#### Work instruction
Your response should be the complete listing, returned exactly as written.

#### Material supplied
================

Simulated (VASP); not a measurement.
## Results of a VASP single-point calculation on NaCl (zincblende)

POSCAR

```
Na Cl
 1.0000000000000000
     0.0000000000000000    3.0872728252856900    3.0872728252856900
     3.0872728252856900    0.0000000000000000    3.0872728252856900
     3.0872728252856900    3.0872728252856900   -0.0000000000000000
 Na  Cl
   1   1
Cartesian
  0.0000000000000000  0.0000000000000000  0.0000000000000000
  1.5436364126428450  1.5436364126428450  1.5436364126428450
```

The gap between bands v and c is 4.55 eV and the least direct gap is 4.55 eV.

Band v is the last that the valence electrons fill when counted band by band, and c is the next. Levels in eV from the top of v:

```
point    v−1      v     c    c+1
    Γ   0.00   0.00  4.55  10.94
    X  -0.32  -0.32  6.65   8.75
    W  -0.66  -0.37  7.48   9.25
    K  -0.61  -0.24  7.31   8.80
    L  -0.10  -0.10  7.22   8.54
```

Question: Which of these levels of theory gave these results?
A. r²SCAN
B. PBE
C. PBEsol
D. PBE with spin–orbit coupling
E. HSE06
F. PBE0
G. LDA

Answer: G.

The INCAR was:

================

#### Task answer
Simulated (VASP); not a measurement.
## Results of a VASP single-point calculation on NaCl (zincblende)

POSCAR

```
Na Cl
 1.0000000000000000
     0.0000000000000000    3.0872728252856900    3.0872728252856900
     3.0872728252856900    0.0000000000000000    3.0872728252856900
     3.0872728252856900    3.0872728252856900   -0.0000000000000000
 Na  Cl
   1   1
Cartesian
  0.0000000000000000  0.0000000000000000  0.0000000000000000
  1.5436364126428450  1.5436364126428450  1.5436364126428450
```

The gap between bands v and c is 4.55 eV and the least direct gap is 4.55 eV.

Band v is the last that the valence electrons fill when counted band by band, and c is the next. Levels in eV from the top of v:

```
point    v−1      v     c    c+1
    Γ   0.00   0.00  4.55  10.94
    X  -0.32  -0.32  6.65   8.75
    W  -0.66  -0.37  7.48   9.25
    K  -0.61  -0.24  7.31   8.80
    L  -0.10  -0.10  7.22   8.54
```

Question: Which of these levels of theory gave these results?
A. r²SCAN
B. PBE
C. PBEsol
D. PBE with spin–orbit coupling
E. HSE06
F. PBE0
G. LDA

Answer: G.

The INCAR was:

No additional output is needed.